Work order =
Every line from the start of the records below to the line containing "## Jacobi rotation 1" should be retyped exactly, that line included, and no others.

Dataset content =
[Start of section]

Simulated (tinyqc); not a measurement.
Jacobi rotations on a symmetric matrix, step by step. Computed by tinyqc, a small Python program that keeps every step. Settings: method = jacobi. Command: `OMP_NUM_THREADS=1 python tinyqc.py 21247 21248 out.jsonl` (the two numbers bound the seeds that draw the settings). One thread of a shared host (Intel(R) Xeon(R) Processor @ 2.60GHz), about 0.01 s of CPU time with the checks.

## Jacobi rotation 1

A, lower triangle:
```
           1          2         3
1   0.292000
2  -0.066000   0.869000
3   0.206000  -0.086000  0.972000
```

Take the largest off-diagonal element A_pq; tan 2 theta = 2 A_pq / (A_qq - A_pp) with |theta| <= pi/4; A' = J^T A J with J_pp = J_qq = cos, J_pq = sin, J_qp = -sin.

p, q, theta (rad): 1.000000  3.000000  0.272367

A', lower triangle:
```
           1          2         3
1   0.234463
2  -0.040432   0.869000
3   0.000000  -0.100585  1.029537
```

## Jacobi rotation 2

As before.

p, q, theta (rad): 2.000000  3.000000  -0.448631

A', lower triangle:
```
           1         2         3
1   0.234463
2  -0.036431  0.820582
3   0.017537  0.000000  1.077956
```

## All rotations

[End of section]

Answer space =
Simulated (tinyqc); not a measurement.
Jacobi rotations on a symmetric matrix, step by step. Computed by tinyqc, a small Python program that keeps every step. Settings: method = jacobi. Command: `OMP_NUM_THREADS=1 python tinyqc.py 21247 21248 out.jsonl` (the two numbers bound the seeds that draw the settings). One thread of a shared host (Intel(R) Xeon(R) Processor @ 2.60GHz), about 0.01 s of CPU time with the checks.

## Jacobi rotation 1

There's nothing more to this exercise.